BEGIN Data supplied
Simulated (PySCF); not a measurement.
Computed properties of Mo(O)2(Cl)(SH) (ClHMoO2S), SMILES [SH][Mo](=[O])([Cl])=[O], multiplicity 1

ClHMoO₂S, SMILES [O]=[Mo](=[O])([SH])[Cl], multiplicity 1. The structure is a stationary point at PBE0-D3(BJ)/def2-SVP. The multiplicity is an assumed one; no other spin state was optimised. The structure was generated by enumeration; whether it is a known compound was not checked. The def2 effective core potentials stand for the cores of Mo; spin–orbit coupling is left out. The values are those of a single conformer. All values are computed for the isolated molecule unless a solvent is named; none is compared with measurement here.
END Data supplied

Requirement: Repeat the data. Keep every word the same.

Task solution:
Simulated (PySCF); not a measurement.
Computed properties of Mo(O)2(Cl)(SH) (ClHMoO2S), SMILES [SH][Mo](=[O])([Cl])=[O], multiplicity 1

ClHMoO₂S, SMILES [O]=[Mo](=[O])([SH])[Cl], multiplicity 1. The structure is a stationary point at PBE0-D3(BJ)/def2-SVP. The multiplicity is an assumed one; no other spin state was optimised. The structure was generated by enumeration; whether it is a known compound was not checked. The def2 effective core potentials stand for the cores of Mo; spin–orbit coupling is left out. The values are those of a single conformer. All values are computed for the isolated molecule unless a solvent is named; none is compared with measurement here.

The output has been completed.